[MATERIAL PROVIDED]
- - - - - - -

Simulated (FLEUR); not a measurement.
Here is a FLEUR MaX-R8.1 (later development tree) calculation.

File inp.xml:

- - - - - - -

[TASK ITEM] Print the material once more, exactly.

[EXPECTED ANSWER]
Simulated (FLEUR); not a measurement.
Here is a FLEUR MaX-R8.1 (later development tree) calculation.

File inp.xml:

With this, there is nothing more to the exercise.